## Task item
In the listing below, find the line holding "waves, PAW |" and the line holding "24.6 | +0.20 |". Write out those two lines and all lines between, exactly, and nothing more.

[Supplied information — start]

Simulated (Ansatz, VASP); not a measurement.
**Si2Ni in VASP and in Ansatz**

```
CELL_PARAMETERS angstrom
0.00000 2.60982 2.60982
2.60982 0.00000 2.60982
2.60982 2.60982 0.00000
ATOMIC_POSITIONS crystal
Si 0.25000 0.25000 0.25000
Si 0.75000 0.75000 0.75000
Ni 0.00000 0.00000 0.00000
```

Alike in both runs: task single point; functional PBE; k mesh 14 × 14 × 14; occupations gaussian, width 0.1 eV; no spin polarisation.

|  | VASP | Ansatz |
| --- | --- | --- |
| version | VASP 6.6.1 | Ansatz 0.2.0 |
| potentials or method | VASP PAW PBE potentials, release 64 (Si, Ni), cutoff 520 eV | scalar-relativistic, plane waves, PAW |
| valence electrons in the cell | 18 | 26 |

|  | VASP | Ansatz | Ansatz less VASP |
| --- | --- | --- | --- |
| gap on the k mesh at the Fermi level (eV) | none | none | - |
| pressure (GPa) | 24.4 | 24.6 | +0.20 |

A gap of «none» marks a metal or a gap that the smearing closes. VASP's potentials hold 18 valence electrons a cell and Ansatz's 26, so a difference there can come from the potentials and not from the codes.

[Supplied information — finish]

## Worked solution
| potentials or method | VASP PAW PBE potentials, release 64 (Si, Ni), cutoff 520 eV | scalar-relativistic, plane waves, PAW |
| valence electrons in the cell | 18 | 26 |

|  | VASP | Ansatz | Ansatz less VASP |
| --- | --- | --- | --- |
| gap on the k mesh at the Fermi level (eV) | none | none | - |
| pressure (GPa) | 24.4 | 24.6 | +0.20 |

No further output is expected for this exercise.